<<<<
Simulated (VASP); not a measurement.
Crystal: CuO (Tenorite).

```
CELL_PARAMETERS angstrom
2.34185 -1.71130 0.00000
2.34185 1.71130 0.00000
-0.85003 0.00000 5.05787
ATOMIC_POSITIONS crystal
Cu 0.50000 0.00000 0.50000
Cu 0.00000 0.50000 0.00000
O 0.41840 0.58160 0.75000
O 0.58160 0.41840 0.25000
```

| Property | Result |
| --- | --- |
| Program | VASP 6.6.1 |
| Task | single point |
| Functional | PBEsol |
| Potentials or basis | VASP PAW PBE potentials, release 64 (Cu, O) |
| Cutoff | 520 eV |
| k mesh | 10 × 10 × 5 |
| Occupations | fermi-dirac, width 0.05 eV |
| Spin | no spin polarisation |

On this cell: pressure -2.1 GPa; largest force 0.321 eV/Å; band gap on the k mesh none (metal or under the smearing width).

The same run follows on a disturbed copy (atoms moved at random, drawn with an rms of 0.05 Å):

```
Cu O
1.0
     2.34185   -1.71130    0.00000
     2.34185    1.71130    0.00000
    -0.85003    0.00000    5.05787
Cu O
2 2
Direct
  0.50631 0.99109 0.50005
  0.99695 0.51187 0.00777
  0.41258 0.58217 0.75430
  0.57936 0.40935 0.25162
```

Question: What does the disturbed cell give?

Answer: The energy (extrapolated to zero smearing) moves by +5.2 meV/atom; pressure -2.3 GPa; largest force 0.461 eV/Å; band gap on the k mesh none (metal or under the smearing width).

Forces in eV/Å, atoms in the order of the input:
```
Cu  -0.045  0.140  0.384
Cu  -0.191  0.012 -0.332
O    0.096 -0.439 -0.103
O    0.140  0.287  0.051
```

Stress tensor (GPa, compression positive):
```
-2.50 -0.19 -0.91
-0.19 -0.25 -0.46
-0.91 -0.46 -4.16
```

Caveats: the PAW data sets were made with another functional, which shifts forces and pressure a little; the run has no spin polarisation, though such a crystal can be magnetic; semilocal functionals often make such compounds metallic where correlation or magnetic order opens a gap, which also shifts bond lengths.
>>>>

(Work order) Print only these lines, please. They run from the start of the entries above to the line containing "Question: What does the disturbed cell give?", both ends included, and must match exactly.

(Task response)
Simulated (VASP); not a measurement.
Crystal: CuO (Tenorite).

```
CELL_PARAMETERS angstrom
2.34185 -1.71130 0.00000
2.34185 1.71130 0.00000
-0.85003 0.00000 5.05787
ATOMIC_POSITIONS crystal
Cu 0.50000 0.00000 0.50000
Cu 0.00000 0.50000 0.00000
O 0.41840 0.58160 0.75000
O 0.58160 0.41840 0.25000
```

| Property | Result |
| --- | --- |
| Program | VASP 6.6.1 |
| Task | single point |
| Functional | PBEsol |
| Potentials or basis | VASP PAW PBE potentials, release 64 (Cu, O) |
| Cutoff | 520 eV |
| k mesh | 10 × 10 × 5 |
| Occupations | fermi-dirac, width 0.05 eV |
| Spin | no spin polarisation |

On this cell: pressure -2.1 GPa; largest force 0.321 eV/Å; band gap on the k mesh none (metal or under the smearing width).

The same run follows on a disturbed copy (atoms moved at random, drawn with an rms of 0.05 Å):

```
Cu O
1.0
     2.34185   -1.71130    0.00000
     2.34185    1.71130    0.00000
    -0.85003    0.00000    5.05787
Cu O
2 2
Direct
  0.50631 0.99109 0.50005
  0.99695 0.51187 0.00777
  0.41258 0.58217 0.75430
  0.57936 0.40935 0.25162
```

Question: What does the disturbed cell give?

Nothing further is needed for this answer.